Repeat only the lines running from the beginning of the material through the line that contains "7.573 | +0.0092 |".

■ ■ ■ ■

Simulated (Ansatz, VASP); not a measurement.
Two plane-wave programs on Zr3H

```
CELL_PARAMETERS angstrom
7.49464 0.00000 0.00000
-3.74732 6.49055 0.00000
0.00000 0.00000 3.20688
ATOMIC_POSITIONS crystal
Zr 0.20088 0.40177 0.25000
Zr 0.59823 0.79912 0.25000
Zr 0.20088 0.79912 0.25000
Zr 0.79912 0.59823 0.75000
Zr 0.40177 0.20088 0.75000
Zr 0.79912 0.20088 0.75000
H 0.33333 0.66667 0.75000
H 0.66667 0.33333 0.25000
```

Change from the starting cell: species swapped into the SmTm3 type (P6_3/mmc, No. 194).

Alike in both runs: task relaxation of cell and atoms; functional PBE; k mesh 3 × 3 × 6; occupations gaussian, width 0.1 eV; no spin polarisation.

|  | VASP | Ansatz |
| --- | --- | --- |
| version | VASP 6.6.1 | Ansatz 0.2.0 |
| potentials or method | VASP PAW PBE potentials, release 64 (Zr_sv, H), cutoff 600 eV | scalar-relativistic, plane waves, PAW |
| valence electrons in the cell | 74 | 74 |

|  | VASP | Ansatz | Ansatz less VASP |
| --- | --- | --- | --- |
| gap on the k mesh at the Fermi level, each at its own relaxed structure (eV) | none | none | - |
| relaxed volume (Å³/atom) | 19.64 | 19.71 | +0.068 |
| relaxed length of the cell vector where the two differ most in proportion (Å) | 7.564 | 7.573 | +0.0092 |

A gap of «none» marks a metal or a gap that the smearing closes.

■ ■ ■ ■

* **PROBLEM SOLUTION**
Simulated (Ansatz, VASP); not a measurement.
Two plane-wave programs on Zr3H

```
CELL_PARAMETERS angstrom
7.49464 0.00000 0.00000
-3.74732 6.49055 0.00000
0.00000 0.00000 3.20688
ATOMIC_POSITIONS crystal
Zr 0.20088 0.40177 0.25000
Zr 0.59823 0.79912 0.25000
Zr 0.20088 0.79912 0.25000
Zr 0.79912 0.59823 0.75000
Zr 0.40177 0.20088 0.75000
Zr 0.79912 0.20088 0.75000
H 0.33333 0.66667 0.75000
H 0.66667 0.33333 0.25000
```

Change from the starting cell: species swapped into the SmTm3 type (P6_3/mmc, No. 194).

Alike in both runs: task relaxation of cell and atoms; functional PBE; k mesh 3 × 3 × 6; occupations gaussian, width 0.1 eV; no spin polarisation.

|  | VASP | Ansatz |
| --- | --- | --- |
| version | VASP 6.6.1 | Ansatz 0.2.0 |
| potentials or method | VASP PAW PBE potentials, release 64 (Zr_sv, H), cutoff 600 eV | scalar-relativistic, plane waves, PAW |
| valence electrons in the cell | 74 | 74 |

|  | VASP | Ansatz | Ansatz less VASP |
| --- | --- | --- | --- |
| gap on the k mesh at the Fermi level, each at its own relaxed structure (eV) | none | none | - |
| relaxed volume (Å³/atom) | 19.64 | 19.71 | +0.068 |
| relaxed length of the cell vector where the two differ most in proportion (Å) | 7.564 | 7.573 | +0.0092 |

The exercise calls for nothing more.